■ ASSIGNMENT ■
Transcribe the records word for word, beginning with the first line and ending with the line that contains "scan | ≤ 1.45 |"; include nothing else.

Top of SUPPLIED MATERIAL
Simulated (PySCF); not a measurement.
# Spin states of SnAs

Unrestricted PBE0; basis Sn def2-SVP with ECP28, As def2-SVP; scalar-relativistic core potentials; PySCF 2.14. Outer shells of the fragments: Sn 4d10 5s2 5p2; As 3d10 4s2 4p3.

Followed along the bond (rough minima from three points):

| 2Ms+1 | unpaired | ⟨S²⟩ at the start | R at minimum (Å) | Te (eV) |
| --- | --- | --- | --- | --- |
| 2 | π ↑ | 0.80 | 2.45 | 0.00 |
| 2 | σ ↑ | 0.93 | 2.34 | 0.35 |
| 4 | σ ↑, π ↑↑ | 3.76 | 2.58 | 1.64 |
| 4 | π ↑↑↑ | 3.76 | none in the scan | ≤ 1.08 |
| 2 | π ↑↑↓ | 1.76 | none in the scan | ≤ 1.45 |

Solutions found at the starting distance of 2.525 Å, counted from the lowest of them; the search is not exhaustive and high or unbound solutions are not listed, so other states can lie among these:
Bottom of SUPPLIED MATERIAL

■ WRITTEN REPLY ■
Simulated (PySCF); not a measurement.
# Spin states of SnAs

Unrestricted PBE0; basis Sn def2-SVP with ECP28, As def2-SVP; scalar-relativistic core potentials; PySCF 2.14. Outer shells of the fragments: Sn 4d10 5s2 5p2; As 3d10 4s2 4p3.

Followed along the bond (rough minima from three points):

| 2Ms+1 | unpaired | ⟨S²⟩ at the start | R at minimum (Å) | Te (eV) |
| --- | --- | --- | --- | --- |
| 2 | π ↑ | 0.80 | 2.45 | 0.00 |
| 2 | σ ↑ | 0.93 | 2.34 | 0.35 |
| 4 | σ ↑, π ↑↑ | 3.76 | 2.58 | 1.64 |
| 4 | π ↑↑↑ | 3.76 | none in the scan | ≤ 1.08 |
| 2 | π ↑↑↓ | 1.76 | none in the scan | ≤ 1.45 |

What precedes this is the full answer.